Entries shown:
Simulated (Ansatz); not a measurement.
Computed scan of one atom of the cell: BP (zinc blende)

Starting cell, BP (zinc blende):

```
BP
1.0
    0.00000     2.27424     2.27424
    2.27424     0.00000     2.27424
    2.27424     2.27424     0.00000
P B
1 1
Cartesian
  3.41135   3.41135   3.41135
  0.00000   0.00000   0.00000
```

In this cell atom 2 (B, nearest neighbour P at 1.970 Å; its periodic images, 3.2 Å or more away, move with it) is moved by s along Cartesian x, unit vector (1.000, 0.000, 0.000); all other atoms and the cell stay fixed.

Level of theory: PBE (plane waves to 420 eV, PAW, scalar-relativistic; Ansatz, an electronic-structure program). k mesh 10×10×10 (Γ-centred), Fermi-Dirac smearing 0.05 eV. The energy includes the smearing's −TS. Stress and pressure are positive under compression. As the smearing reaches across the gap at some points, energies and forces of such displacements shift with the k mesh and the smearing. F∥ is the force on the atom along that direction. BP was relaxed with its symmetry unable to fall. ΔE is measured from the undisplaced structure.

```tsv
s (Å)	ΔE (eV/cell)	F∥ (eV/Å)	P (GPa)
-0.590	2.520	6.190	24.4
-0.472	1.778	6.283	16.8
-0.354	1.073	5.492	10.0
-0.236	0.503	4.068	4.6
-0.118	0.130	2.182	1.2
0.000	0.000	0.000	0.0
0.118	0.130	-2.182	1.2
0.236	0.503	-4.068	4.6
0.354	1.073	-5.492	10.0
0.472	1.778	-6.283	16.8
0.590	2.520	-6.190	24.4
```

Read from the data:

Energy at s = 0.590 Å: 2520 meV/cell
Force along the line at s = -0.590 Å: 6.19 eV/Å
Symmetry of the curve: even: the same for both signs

Work task:
Please reproduce the whole listing exactly, omitting no line.

Written response:
Simulated (Ansatz); not a measurement.
Computed scan of one atom of the cell: BP (zinc blende)

Starting cell, BP (zinc blende):

```
BP
1.0
    0.00000     2.27424     2.27424
    2.27424     0.00000     2.27424
    2.27424     2.27424     0.00000
P B
1 1
Cartesian
  3.41135   3.41135   3.41135
  0.00000   0.00000   0.00000
```

In this cell atom 2 (B, nearest neighbour P at 1.970 Å; its periodic images, 3.2 Å or more away, move with it) is moved by s along Cartesian x, unit vector (1.000, 0.000, 0.000); all other atoms and the cell stay fixed.

Level of theory: PBE (plane waves to 420 eV, PAW, scalar-relativistic; Ansatz, an electronic-structure program). k mesh 10×10×10 (Γ-centred), Fermi-Dirac smearing 0.05 eV. The energy includes the smearing's −TS. Stress and pressure are positive under compression. As the smearing reaches across the gap at some points, energies and forces of such displacements shift with the k mesh and the smearing. F∥ is the force on the atom along that direction. BP was relaxed with its symmetry unable to fall. ΔE is measured from the undisplaced structure.

```tsv
s (Å)	ΔE (eV/cell)	F∥ (eV/Å)	P (GPa)
-0.590	2.520	6.190	24.4
-0.472	1.778	6.283	16.8
-0.354	1.073	5.492	10.0
-0.236	0.503	4.068	4.6
-0.118	0.130	2.182	1.2
0.000	0.000	0.000	0.0
0.118	0.130	-2.182	1.2
0.236	0.503	-4.068	4.6
0.354	1.073	-5.492	10.0
0.472	1.778	-6.283	16.8
0.590	2.520	-6.190	24.4
```

Read from the data:

Energy at s = 0.590 Å: 2520 meV/cell
Force along the line at s = -0.590 Å: 6.19 eV/Å
Symmetry of the curve: even: the same for both signs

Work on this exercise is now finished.